#### Action item:
Copy out the lines of the records below, and only those lines, from the one with "components (eV/Å): 0.013." through the one with "VASP's potentials were", exactly as they appear.

#### Record extracts:
◇ ◇ ◇ ◇ ◇ ◇ ◇
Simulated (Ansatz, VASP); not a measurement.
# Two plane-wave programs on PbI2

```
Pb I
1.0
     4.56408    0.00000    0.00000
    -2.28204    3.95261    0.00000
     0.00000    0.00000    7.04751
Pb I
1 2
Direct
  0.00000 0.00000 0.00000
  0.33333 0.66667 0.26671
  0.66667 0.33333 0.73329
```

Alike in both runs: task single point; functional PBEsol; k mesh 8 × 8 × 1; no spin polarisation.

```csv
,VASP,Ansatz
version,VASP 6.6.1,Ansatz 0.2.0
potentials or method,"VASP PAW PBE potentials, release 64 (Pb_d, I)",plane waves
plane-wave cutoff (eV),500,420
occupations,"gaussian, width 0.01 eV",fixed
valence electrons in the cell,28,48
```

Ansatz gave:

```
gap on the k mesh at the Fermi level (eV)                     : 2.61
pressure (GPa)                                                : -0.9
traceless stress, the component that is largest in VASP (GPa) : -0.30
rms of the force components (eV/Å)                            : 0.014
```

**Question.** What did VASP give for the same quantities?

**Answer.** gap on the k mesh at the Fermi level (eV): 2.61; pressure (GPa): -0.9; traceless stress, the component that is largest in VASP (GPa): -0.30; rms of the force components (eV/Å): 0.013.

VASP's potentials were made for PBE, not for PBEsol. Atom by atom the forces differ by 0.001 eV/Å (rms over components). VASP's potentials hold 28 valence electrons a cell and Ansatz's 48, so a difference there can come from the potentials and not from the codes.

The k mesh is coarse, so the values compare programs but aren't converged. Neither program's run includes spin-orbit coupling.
◇ ◇ ◇ ◇ ◇ ◇ ◇

#### Problem solution:
**Answer.** gap on the k mesh at the Fermi level (eV): 2.61; pressure (GPa): -0.9; traceless stress, the component that is largest in VASP (GPa): -0.30; rms of the force components (eV/Å): 0.013.

VASP's potentials were made for PBE, not for PBEsol. Atom by atom the forces differ by 0.001 eV/Å (rms over components). VASP's potentials hold 28 valence electrons a cell and Ansatz's 48, so a difference there can come from the potentials and not from the codes.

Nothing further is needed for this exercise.